ASSIGNMENT: From the first line to the last, print the data exactly as written.

BEGIN GIVEN INFORMATION

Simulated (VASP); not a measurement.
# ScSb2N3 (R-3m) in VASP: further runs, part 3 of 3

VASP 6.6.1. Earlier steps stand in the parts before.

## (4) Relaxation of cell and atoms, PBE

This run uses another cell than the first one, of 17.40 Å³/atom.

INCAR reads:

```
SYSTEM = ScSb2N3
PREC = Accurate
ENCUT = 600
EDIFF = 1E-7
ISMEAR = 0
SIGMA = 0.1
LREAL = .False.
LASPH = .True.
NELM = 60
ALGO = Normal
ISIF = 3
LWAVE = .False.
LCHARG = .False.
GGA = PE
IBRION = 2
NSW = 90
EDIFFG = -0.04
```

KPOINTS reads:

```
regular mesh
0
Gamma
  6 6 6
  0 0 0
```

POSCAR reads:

END GIVEN INFORMATION

ANSWER BOX:
Simulated (VASP); not a measurement.
# ScSb2N3 (R-3m) in VASP: further runs, part 3 of 3

VASP 6.6.1. Earlier steps stand in the parts before.

## (4) Relaxation of cell and atoms, PBE

This run uses another cell than the first one, of 17.40 Å³/atom.

INCAR reads:

```
SYSTEM = ScSb2N3
PREC = Accurate
ENCUT = 600
EDIFF = 1E-7
ISMEAR = 0
SIGMA = 0.1
LREAL = .False.
LASPH = .True.
NELM = 60
ALGO = Normal
ISIF = 3
LWAVE = .False.
LCHARG = .False.
GGA = PE
IBRION = 2
NSW = 90
EDIFFG = -0.04
```

KPOINTS reads:

```
regular mesh
0
Gamma
  6 6 6
  0 0 0
```

POSCAR reads:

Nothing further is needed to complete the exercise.